• _Work request_: Return, unaltered, every line from the beginning of the material below up to and including the one with "Basis functions: 260".

• _Data under study_:
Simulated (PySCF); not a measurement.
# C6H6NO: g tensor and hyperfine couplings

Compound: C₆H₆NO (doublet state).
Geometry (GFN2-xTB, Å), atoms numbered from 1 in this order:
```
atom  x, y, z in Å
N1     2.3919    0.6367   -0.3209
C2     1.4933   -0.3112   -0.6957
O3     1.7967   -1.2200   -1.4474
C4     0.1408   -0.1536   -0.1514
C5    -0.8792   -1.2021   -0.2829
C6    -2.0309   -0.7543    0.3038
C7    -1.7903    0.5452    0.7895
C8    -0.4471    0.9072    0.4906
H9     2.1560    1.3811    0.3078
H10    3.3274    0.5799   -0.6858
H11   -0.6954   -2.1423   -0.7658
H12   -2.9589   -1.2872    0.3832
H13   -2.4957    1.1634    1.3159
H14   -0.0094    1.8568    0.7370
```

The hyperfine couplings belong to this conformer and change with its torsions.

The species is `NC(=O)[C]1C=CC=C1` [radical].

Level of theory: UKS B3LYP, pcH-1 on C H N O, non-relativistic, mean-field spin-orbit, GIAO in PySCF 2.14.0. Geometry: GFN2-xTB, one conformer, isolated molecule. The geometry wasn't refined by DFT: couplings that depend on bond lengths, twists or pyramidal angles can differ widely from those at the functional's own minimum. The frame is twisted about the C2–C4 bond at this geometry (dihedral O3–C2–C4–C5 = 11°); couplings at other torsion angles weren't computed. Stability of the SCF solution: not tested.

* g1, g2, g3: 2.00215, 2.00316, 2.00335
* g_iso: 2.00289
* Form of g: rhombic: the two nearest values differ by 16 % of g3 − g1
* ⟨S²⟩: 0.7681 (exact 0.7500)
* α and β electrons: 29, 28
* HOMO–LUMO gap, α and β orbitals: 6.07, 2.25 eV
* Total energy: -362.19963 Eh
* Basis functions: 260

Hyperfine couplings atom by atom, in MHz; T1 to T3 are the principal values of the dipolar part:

• _Exercise answer_:
Simulated (PySCF); not a measurement.
# C6H6NO: g tensor and hyperfine couplings

Compound: C₆H₆NO (doublet state).
Geometry (GFN2-xTB, Å), atoms numbered from 1 in this order:
```
atom  x, y, z in Å
N1     2.3919    0.6367   -0.3209
C2     1.4933   -0.3112   -0.6957
O3     1.7967   -1.2200   -1.4474
C4     0.1408   -0.1536   -0.1514
C5    -0.8792   -1.2021   -0.2829
C6    -2.0309   -0.7543    0.3038
C7    -1.7903    0.5452    0.7895
C8    -0.4471    0.9072    0.4906
H9     2.1560    1.3811    0.3078
H10    3.3274    0.5799   -0.6858
H11   -0.6954   -2.1423   -0.7658
H12   -2.9589   -1.2872    0.3832
H13   -2.4957    1.1634    1.3159
H14   -0.0094    1.8568    0.7370
```

The hyperfine couplings belong to this conformer and change with its torsions.

The species is `NC(=O)[C]1C=CC=C1` [radical].

Level of theory: UKS B3LYP, pcH-1 on C H N O, non-relativistic, mean-field spin-orbit, GIAO in PySCF 2.14.0. Geometry: GFN2-xTB, one conformer, isolated molecule. The geometry wasn't refined by DFT: couplings that depend on bond lengths, twists or pyramidal angles can differ widely from those at the functional's own minimum. The frame is twisted about the C2–C4 bond at this geometry (dihedral O3–C2–C4–C5 = 11°); couplings at other torsion angles weren't computed. Stability of the SCF solution: not tested.

* g1, g2, g3: 2.00215, 2.00316, 2.00335
* g_iso: 2.00289
* Form of g: rhombic: the two nearest values differ by 16 % of g3 − g1
* ⟨S²⟩: 0.7681 (exact 0.7500)
* α and β electrons: 29, 28
* HOMO–LUMO gap, α and β orbitals: 6.07, 2.25 eV
* Total energy: -362.19963 Eh
* Basis functions: 260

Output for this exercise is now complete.